○ ○ ○ ○ ○ ○ ○
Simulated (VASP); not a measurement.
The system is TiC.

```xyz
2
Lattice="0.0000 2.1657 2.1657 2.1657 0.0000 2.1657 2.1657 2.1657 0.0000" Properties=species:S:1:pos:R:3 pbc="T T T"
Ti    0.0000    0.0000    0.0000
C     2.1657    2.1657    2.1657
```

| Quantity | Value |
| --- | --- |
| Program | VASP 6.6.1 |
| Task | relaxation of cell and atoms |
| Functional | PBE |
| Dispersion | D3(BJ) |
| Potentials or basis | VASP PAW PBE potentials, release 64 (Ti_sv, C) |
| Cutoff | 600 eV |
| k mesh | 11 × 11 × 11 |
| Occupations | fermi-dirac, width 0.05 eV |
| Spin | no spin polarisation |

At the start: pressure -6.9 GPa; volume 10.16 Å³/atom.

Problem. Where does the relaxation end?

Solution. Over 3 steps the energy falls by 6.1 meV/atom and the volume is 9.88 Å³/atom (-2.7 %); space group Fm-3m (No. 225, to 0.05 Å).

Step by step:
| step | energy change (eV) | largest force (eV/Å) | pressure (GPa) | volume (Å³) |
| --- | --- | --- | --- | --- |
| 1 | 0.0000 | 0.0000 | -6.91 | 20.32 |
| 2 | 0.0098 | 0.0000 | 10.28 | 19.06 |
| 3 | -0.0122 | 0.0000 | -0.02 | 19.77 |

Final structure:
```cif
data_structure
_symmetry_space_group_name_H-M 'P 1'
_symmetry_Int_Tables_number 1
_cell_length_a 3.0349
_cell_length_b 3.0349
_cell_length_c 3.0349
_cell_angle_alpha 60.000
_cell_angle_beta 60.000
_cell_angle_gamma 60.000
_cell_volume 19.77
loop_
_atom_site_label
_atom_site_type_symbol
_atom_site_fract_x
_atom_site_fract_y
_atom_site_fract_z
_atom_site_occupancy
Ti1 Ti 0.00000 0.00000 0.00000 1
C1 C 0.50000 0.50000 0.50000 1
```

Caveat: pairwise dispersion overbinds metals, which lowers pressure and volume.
○ ○ ○ ○ ○ ○ ○

• Activity: What is needed is every line from the start of the entries through the line containing "volume (Å³) |", returned word for word and nothing else.

• Solution:
Simulated (VASP); not a measurement.
The system is TiC.

```xyz
2
Lattice="0.0000 2.1657 2.1657 2.1657 0.0000 2.1657 2.1657 2.1657 0.0000" Properties=species:S:1:pos:R:3 pbc="T T T"
Ti    0.0000    0.0000    0.0000
C     2.1657    2.1657    2.1657
```

| Quantity | Value |
| --- | --- |
| Program | VASP 6.6.1 |
| Task | relaxation of cell and atoms |
| Functional | PBE |
| Dispersion | D3(BJ) |
| Potentials or basis | VASP PAW PBE potentials, release 64 (Ti_sv, C) |
| Cutoff | 600 eV |
| k mesh | 11 × 11 × 11 |
| Occupations | fermi-dirac, width 0.05 eV |
| Spin | no spin polarisation |

At the start: pressure -6.9 GPa; volume 10.16 Å³/atom.

Problem. Where does the relaxation end?

Solution. Over 3 steps the energy falls by 6.1 meV/atom and the volume is 9.88 Å³/atom (-2.7 %); space group Fm-3m (No. 225, to 0.05 Å).

Step by step:
| step | energy change (eV) | largest force (eV/Å) | pressure (GPa) | volume (Å³) |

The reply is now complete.